■ Source material
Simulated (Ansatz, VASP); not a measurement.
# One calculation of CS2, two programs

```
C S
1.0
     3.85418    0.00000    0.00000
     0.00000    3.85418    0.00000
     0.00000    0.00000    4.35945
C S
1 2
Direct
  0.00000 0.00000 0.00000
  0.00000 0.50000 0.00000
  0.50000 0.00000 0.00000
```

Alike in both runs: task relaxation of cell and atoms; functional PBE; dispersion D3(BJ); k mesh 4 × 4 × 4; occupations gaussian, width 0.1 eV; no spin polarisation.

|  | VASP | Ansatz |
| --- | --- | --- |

■ Assignment
The response should be a verbatim transcription of the data.

■ Answer section
Simulated (Ansatz, VASP); not a measurement.
# One calculation of CS2, two programs

```
C S
1.0
     3.85418    0.00000    0.00000
     0.00000    3.85418    0.00000
     0.00000    0.00000    4.35945
C S
1 2
Direct
  0.00000 0.00000 0.00000
  0.00000 0.50000 0.00000
  0.50000 0.00000 0.00000
```

Alike in both runs: task relaxation of cell and atoms; functional PBE; dispersion D3(BJ); k mesh 4 × 4 × 4; occupations gaussian, width 0.1 eV; no spin polarisation.

|  | VASP | Ansatz |
| --- | --- | --- |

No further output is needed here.